__SUPPLIED ENTRIES__:
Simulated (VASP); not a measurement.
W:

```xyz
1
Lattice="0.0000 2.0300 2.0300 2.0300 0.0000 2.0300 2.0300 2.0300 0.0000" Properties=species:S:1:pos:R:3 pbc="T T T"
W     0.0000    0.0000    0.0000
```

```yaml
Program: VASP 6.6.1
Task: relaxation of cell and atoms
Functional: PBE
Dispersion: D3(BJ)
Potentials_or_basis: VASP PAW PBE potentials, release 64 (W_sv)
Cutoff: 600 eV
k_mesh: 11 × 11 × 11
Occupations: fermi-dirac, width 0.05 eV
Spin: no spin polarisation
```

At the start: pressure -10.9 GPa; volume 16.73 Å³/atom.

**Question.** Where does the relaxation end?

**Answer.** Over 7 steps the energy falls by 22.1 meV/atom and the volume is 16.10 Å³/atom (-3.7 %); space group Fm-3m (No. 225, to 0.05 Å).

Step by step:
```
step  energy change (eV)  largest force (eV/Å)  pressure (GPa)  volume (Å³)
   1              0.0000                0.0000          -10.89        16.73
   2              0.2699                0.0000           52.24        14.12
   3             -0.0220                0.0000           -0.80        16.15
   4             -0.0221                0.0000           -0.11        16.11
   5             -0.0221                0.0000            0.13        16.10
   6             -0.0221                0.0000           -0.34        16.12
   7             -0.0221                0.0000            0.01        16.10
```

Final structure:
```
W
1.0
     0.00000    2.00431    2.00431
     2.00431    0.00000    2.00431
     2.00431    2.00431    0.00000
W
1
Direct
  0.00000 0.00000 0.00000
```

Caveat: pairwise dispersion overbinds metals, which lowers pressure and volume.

__ASSIGNED TASK__: Output the records in full, keeping them exactly as they are.

__WRITTEN REPLY__:
Simulated (VASP); not a measurement.
W:

```xyz
1
Lattice="0.0000 2.0300 2.0300 2.0300 0.0000 2.0300 2.0300 2.0300 0.0000" Properties=species:S:1:pos:R:3 pbc="T T T"
W     0.0000    0.0000    0.0000
```

```yaml
Program: VASP 6.6.1
Task: relaxation of cell and atoms
Functional: PBE
Dispersion: D3(BJ)
Potentials_or_basis: VASP PAW PBE potentials, release 64 (W_sv)
Cutoff: 600 eV
k_mesh: 11 × 11 × 11
Occupations: fermi-dirac, width 0.05 eV
Spin: no spin polarisation
```

At the start: pressure -10.9 GPa; volume 16.73 Å³/atom.

**Question.** Where does the relaxation end?

**Answer.** Over 7 steps the energy falls by 22.1 meV/atom and the volume is 16.10 Å³/atom (-3.7 %); space group Fm-3m (No. 225, to 0.05 Å).

Step by step:
```
step  energy change (eV)  largest force (eV/Å)  pressure (GPa)  volume (Å³)
   1              0.0000                0.0000          -10.89        16.73
   2              0.2699                0.0000           52.24        14.12
   3             -0.0220                0.0000           -0.80        16.15
   4             -0.0221                0.0000           -0.11        16.11
   5             -0.0221                0.0000            0.13        16.10
   6             -0.0221                0.0000           -0.34        16.12
   7             -0.0221                0.0000            0.01        16.10
```

Final structure:
```
W
1.0
     0.00000    2.00431    2.00431
     2.00431    0.00000    2.00431
     2.00431    2.00431    0.00000
W
1
Direct
  0.00000 0.00000 0.00000
```

Caveat: pairwise dispersion overbinds metals, which lowers pressure and volume.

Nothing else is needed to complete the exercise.